| Assignment |
Only one stretch of the listing below is wanted. Give it again exactly, from the line with "An exercise on" through the line with "### The starting structure".

| Entries shown |
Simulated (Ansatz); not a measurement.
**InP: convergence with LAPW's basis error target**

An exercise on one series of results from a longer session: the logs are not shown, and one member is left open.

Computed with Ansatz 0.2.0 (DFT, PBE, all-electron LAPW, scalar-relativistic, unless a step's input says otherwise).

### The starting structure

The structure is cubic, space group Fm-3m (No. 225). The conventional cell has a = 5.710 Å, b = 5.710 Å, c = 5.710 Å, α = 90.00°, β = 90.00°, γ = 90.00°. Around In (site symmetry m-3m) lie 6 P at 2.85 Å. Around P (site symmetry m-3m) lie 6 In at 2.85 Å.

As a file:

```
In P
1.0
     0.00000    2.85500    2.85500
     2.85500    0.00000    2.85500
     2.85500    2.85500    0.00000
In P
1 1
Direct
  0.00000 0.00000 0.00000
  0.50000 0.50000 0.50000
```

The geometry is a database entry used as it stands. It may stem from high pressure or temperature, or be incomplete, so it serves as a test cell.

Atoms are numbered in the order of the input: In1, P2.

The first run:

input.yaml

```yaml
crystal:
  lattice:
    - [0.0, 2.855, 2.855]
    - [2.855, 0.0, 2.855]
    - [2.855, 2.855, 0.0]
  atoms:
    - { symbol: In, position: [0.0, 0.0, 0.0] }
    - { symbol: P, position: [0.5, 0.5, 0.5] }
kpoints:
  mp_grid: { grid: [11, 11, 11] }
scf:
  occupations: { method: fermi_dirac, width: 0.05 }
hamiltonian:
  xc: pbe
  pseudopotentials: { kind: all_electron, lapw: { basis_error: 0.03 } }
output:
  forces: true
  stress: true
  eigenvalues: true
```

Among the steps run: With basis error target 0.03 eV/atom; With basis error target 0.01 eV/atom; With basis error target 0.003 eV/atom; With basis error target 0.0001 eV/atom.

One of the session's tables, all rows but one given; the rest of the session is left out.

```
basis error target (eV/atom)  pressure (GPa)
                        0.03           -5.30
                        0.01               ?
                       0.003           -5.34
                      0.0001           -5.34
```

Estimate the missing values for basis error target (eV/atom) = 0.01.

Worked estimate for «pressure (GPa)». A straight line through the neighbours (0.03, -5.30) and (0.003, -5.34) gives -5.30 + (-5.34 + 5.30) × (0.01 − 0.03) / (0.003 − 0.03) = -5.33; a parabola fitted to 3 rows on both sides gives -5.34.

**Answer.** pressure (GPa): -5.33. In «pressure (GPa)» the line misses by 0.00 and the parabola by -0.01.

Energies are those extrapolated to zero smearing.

| Task result |
An exercise on one series of results from a longer session: the logs are not shown, and one member is left open.

Computed with Ansatz 0.2.0 (DFT, PBE, all-electron LAPW, scalar-relativistic, unless a step's input says otherwise).

### The starting structure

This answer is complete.